▸ Dataset excerpts:
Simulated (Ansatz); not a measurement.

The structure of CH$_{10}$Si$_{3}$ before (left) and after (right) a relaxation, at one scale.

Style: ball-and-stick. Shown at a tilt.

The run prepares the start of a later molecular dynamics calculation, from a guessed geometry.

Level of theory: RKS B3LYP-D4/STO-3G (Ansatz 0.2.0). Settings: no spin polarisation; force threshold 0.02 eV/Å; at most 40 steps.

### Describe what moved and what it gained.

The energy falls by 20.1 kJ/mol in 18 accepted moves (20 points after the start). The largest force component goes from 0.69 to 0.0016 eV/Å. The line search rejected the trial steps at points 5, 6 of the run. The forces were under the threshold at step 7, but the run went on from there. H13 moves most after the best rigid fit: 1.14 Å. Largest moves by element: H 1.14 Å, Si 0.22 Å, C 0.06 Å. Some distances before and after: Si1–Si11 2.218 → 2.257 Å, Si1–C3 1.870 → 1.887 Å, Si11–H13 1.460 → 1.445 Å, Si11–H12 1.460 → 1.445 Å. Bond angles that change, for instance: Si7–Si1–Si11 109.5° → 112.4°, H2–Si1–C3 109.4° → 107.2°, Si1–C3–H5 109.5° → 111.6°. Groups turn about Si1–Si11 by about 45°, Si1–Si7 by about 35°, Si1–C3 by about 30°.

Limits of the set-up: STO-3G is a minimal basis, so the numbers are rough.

▸ Assignment: The lines needed run from the first line of the data through the line containing "Style: ball-and-stick. Shown at a tilt."; give them again exactly and nothing else.

▸ Exercise result:
Simulated (Ansatz); not a measurement.

The structure of CH$_{10}$Si$_{3}$ before (left) and after (right) a relaxation, at one scale.

Style: ball-and-stick. Shown at a tilt.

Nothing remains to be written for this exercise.